• DATA TO EXAMINE
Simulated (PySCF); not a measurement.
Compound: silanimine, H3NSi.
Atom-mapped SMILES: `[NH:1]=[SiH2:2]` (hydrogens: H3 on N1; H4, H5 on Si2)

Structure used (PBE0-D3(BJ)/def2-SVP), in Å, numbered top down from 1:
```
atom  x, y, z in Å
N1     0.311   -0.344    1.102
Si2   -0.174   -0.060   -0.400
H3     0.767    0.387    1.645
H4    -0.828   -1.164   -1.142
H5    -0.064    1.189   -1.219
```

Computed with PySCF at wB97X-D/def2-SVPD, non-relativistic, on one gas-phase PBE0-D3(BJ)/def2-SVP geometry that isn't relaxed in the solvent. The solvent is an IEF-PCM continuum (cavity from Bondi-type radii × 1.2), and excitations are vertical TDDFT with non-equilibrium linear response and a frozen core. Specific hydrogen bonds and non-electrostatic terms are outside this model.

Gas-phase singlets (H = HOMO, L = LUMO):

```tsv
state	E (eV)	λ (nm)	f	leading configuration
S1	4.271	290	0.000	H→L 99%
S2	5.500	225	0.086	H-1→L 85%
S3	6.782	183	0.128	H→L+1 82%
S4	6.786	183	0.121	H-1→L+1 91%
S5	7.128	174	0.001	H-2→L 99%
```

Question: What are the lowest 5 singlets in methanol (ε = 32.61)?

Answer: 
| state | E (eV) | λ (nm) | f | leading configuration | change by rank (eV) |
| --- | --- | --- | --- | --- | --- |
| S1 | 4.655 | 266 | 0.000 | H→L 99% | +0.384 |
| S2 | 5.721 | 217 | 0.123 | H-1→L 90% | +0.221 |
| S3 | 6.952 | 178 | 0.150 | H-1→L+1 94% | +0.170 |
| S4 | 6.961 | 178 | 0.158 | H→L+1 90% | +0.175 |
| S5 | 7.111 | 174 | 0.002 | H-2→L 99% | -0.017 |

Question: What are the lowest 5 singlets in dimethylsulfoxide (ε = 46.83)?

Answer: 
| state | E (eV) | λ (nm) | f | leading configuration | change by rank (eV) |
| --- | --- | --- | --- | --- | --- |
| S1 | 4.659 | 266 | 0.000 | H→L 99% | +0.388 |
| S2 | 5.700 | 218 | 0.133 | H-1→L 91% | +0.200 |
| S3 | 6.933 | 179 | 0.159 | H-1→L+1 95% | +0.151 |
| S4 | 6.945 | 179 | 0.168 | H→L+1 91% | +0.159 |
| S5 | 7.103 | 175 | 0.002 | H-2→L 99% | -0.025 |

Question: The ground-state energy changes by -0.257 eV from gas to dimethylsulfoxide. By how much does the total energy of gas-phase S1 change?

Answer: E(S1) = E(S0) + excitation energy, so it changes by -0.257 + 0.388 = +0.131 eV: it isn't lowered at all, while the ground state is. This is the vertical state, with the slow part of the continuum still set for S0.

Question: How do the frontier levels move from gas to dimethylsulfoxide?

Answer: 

• ASSIGNED TASK
The line with "Question: The ground-state" marks the end; reproduce exactly every line from the start of the entries up to it, that line included.

• ANSWER SPACE
Simulated (PySCF); not a measurement.
Compound: silanimine, H3NSi.
Atom-mapped SMILES: `[NH:1]=[SiH2:2]` (hydrogens: H3 on N1; H4, H5 on Si2)

Structure used (PBE0-D3(BJ)/def2-SVP), in Å, numbered top down from 1:
```
atom  x, y, z in Å
N1     0.311   -0.344    1.102
Si2   -0.174   -0.060   -0.400
H3     0.767    0.387    1.645
H4    -0.828   -1.164   -1.142
H5    -0.064    1.189   -1.219
```

Computed with PySCF at wB97X-D/def2-SVPD, non-relativistic, on one gas-phase PBE0-D3(BJ)/def2-SVP geometry that isn't relaxed in the solvent. The solvent is an IEF-PCM continuum (cavity from Bondi-type radii × 1.2), and excitations are vertical TDDFT with non-equilibrium linear response and a frozen core. Specific hydrogen bonds and non-electrostatic terms are outside this model.

Gas-phase singlets (H = HOMO, L = LUMO):

```tsv
state	E (eV)	λ (nm)	f	leading configuration
S1	4.271	290	0.000	H→L 99%
S2	5.500	225	0.086	H-1→L 85%
S3	6.782	183	0.128	H→L+1 82%
S4	6.786	183	0.121	H-1→L+1 91%
S5	7.128	174	0.001	H-2→L 99%
```

Question: What are the lowest 5 singlets in methanol (ε = 32.61)?

Answer: 
| state | E (eV) | λ (nm) | f | leading configuration | change by rank (eV) |
| --- | --- | --- | --- | --- | --- |
| S1 | 4.655 | 266 | 0.000 | H→L 99% | +0.384 |
| S2 | 5.721 | 217 | 0.123 | H-1→L 90% | +0.221 |
| S3 | 6.952 | 178 | 0.150 | H-1→L+1 94% | +0.170 |
| S4 | 6.961 | 178 | 0.158 | H→L+1 90% | +0.175 |
| S5 | 7.111 | 174 | 0.002 | H-2→L 99% | -0.017 |

Question: What are the lowest 5 singlets in dimethylsulfoxide (ε = 46.83)?

Answer: 
| state | E (eV) | λ (nm) | f | leading configuration | change by rank (eV) |
| --- | --- | --- | --- | --- | --- |
| S1 | 4.659 | 266 | 0.000 | H→L 99% | +0.388 |
| S2 | 5.700 | 218 | 0.133 | H-1→L 91% | +0.200 |
| S3 | 6.933 | 179 | 0.159 | H-1→L+1 95% | +0.151 |
| S4 | 6.945 | 179 | 0.168 | H→L+1 91% | +0.159 |
| S5 | 7.103 | 175 | 0.002 | H-2→L 99% | -0.025 |

Question: The ground-state energy changes by -0.257 eV from gas to dimethylsulfoxide. By how much does the total energy of gas-phase S1 change?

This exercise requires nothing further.